+++ Extracted material

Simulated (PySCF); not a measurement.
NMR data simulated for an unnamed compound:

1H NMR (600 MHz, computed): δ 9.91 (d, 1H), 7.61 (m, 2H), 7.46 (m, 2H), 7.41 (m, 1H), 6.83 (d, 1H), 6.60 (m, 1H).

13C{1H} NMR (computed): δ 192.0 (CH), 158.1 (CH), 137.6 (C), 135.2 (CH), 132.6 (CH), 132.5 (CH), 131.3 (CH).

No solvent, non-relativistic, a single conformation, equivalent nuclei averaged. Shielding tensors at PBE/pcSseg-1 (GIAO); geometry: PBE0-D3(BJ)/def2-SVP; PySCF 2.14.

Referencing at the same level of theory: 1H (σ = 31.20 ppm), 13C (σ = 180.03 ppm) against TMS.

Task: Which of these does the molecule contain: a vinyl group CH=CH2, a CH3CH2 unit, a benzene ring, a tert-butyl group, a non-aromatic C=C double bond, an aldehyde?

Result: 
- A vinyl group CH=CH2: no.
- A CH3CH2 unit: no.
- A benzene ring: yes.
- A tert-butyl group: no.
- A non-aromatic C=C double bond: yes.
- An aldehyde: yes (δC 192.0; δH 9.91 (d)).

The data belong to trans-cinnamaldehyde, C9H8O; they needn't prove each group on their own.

++++++

Work task:
Set the records above down again. Match them exactly.

Written response:
Simulated (PySCF); not a measurement.
NMR data simulated for an unnamed compound:

1H NMR (600 MHz, computed): δ 9.91 (d, 1H), 7.61 (m, 2H), 7.46 (m, 2H), 7.41 (m, 1H), 6.83 (d, 1H), 6.60 (m, 1H).

13C{1H} NMR (computed): δ 192.0 (CH), 158.1 (CH), 137.6 (C), 135.2 (CH), 132.6 (CH), 132.5 (CH), 131.3 (CH).

No solvent, non-relativistic, a single conformation, equivalent nuclei averaged. Shielding tensors at PBE/pcSseg-1 (GIAO); geometry: PBE0-D3(BJ)/def2-SVP; PySCF 2.14.

Referencing at the same level of theory: 1H (σ = 31.20 ppm), 13C (σ = 180.03 ppm) against TMS.

Task: Which of these does the molecule contain: a vinyl group CH=CH2, a CH3CH2 unit, a benzene ring, a tert-butyl group, a non-aromatic C=C double bond, an aldehyde?

Result: 
- A vinyl group CH=CH2: no.
- A CH3CH2 unit: no.
- A benzene ring: yes.
- A tert-butyl group: no.
- A non-aromatic C=C double bond: yes.
- An aldehyde: yes (δC 192.0; δH 9.91 (d)).

The data belong to trans-cinnamaldehyde, C9H8O; they needn't prove each group on their own.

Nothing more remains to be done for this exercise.